* **PROVIDED RECORDS**
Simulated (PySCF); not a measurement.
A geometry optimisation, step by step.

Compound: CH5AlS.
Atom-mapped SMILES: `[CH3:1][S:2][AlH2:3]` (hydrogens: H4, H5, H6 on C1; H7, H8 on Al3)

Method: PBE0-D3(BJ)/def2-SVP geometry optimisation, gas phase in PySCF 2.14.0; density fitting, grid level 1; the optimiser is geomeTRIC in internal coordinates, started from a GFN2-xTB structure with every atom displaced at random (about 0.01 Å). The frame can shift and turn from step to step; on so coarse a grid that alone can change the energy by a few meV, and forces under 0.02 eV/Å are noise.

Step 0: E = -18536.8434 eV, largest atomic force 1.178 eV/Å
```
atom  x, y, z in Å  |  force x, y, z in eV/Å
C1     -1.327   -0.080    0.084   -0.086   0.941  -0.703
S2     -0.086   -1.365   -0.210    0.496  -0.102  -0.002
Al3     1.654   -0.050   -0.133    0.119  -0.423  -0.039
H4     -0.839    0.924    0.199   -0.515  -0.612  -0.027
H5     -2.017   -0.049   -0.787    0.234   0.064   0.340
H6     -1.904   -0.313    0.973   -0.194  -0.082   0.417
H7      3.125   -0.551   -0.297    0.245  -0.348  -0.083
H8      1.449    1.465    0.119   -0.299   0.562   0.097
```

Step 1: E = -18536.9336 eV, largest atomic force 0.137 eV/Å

* **WORK ORDER**
Start to finish, copy the material out exactly.

* **REPLY**
Simulated (PySCF); not a measurement.
A geometry optimisation, step by step.

Compound: CH5AlS.
Atom-mapped SMILES: `[CH3:1][S:2][AlH2:3]` (hydrogens: H4, H5, H6 on C1; H7, H8 on Al3)

Method: PBE0-D3(BJ)/def2-SVP geometry optimisation, gas phase in PySCF 2.14.0; density fitting, grid level 1; the optimiser is geomeTRIC in internal coordinates, started from a GFN2-xTB structure with every atom displaced at random (about 0.01 Å). The frame can shift and turn from step to step; on so coarse a grid that alone can change the energy by a few meV, and forces under 0.02 eV/Å are noise.

Step 0: E = -18536.8434 eV, largest atomic force 1.178 eV/Å
```
atom  x, y, z in Å  |  force x, y, z in eV/Å
C1     -1.327   -0.080    0.084   -0.086   0.941  -0.703
S2     -0.086   -1.365   -0.210    0.496  -0.102  -0.002
Al3     1.654   -0.050   -0.133    0.119  -0.423  -0.039
H4     -0.839    0.924    0.199   -0.515  -0.612  -0.027
H5     -2.017   -0.049   -0.787    0.234   0.064   0.340
H6     -1.904   -0.313    0.973   -0.194  -0.082   0.417
H7      3.125   -0.551   -0.297    0.245  -0.348  -0.083
H8      1.449    1.465    0.119   -0.299   0.562   0.097
```

Step 1: E = -18536.9336 eV, largest atomic force 0.137 eV/Å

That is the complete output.